-------- DATASET RECORDS --------
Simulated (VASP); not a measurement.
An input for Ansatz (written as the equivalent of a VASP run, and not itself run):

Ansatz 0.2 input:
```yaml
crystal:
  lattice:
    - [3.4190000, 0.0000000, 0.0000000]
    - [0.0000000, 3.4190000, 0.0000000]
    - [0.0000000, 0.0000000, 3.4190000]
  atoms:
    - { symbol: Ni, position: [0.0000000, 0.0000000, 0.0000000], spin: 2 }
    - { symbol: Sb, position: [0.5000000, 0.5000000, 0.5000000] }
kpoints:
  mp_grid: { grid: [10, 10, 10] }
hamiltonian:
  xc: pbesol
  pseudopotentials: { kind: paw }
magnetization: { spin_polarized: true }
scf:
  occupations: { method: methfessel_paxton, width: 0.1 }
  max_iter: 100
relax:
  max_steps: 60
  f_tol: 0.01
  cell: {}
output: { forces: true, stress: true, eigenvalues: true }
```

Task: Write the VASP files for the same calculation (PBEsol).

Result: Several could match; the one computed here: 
--------

Repeat the entries above exactly, from the first line through the line containing "Task: Write the".

Simulated (VASP); not a measurement.
An input for Ansatz (written as the equivalent of a VASP run, and not itself run):

Ansatz 0.2 input:
```yaml
crystal:
  lattice:
    - [3.4190000, 0.0000000, 0.0000000]
    - [0.0000000, 3.4190000, 0.0000000]
    - [0.0000000, 0.0000000, 3.4190000]
  atoms:
    - { symbol: Ni, position: [0.0000000, 0.0000000, 0.0000000], spin: 2 }
    - { symbol: Sb, position: [0.5000000, 0.5000000, 0.5000000] }
kpoints:
  mp_grid: { grid: [10, 10, 10] }
hamiltonian:
  xc: pbesol
  pseudopotentials: { kind: paw }
magnetization: { spin_polarized: true }
scf:
  occupations: { method: methfessel_paxton, width: 0.1 }
  max_iter: 100
relax:
  max_steps: 60
  f_tol: 0.01
  cell: {}
output: { forces: true, stress: true, eigenvalues: true }
```

Task: Write the VASP files for the same calculation (PBEsol).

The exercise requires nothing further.